WORK ORDER: Retype every entry below without any change.

LISTED ENTRIES:
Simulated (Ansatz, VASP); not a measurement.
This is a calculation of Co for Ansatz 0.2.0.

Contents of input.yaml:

PROBLEM SOLUTION:
Simulated (Ansatz, VASP); not a measurement.
This is a calculation of Co for Ansatz 0.2.0.

Contents of input.yaml:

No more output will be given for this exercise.